Source material section start

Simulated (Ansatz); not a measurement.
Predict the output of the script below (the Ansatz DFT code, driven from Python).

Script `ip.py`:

Source material section end

# [Brief]
Transcribe the entries above so that nothing in them differs from the original.

# [Written answer]
Simulated (Ansatz); not a measurement.
Predict the output of the script below (the Ansatz DFT code, driven from Python).

Script `ip.py`:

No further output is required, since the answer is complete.